• [BRIEF]:
Reproduce the section of the listing that begins at the line containing "1.452 | 0.145 |" and finishes at the line containing "-1.690 | 0.525 |". Include both end lines and nothing beyond them.

%%

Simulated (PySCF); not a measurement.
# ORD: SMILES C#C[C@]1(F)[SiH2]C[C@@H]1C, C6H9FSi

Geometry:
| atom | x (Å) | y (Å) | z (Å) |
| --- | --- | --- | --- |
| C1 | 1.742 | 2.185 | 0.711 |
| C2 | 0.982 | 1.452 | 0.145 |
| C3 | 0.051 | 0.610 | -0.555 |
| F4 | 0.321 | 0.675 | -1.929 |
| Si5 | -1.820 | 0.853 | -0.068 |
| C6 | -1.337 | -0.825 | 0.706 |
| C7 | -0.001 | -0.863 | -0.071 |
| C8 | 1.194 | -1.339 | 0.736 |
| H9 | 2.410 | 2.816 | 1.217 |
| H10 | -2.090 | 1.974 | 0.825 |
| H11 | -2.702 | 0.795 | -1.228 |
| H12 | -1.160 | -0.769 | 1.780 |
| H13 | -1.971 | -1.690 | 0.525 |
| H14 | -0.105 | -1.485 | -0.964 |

%%

• [YOUR RESPONSE]:
| C2 | 0.982 | 1.452 | 0.145 |
| C3 | 0.051 | 0.610 | -0.555 |
| F4 | 0.321 | 0.675 | -1.929 |
| Si5 | -1.820 | 0.853 | -0.068 |
| C6 | -1.337 | -0.825 | 0.706 |
| C7 | -0.001 | -0.863 | -0.071 |
| C8 | 1.194 | -1.339 | 0.736 |
| H9 | 2.410 | 2.816 | 1.217 |
| H10 | -2.090 | 1.974 | 0.825 |
| H11 | -2.702 | 0.795 | -1.228 |
| H12 | -1.160 | -0.769 | 1.780 |
| H13 | -1.971 | -1.690 | 0.525 |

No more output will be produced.